▸ **GIVEN DATA**:
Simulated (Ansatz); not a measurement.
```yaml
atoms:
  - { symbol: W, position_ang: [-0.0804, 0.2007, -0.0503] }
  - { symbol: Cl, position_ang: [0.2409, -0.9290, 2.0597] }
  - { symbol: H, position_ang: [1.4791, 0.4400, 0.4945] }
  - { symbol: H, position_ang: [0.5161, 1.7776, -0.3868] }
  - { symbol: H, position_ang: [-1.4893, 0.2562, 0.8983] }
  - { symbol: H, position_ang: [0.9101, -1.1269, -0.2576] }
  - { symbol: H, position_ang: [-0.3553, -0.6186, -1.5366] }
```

▸ **WORK TASK**: Output the records in full, keeping them exactly as they are.

▸ **EXERCISE ANSWER**:
Simulated (Ansatz); not a measurement.
```yaml
atoms:
  - { symbol: W, position_ang: [-0.0804, 0.2007, -0.0503] }
  - { symbol: Cl, position_ang: [0.2409, -0.9290, 2.0597] }
  - { symbol: H, position_ang: [1.4791, 0.4400, 0.4945] }
  - { symbol: H, position_ang: [0.5161, 1.7776, -0.3868] }
  - { symbol: H, position_ang: [-1.4893, 0.2562, 0.8983] }
  - { symbol: H, position_ang: [0.9101, -1.1269, -0.2576] }
  - { symbol: H, position_ang: [-0.3553, -0.6186, -1.5366] }
```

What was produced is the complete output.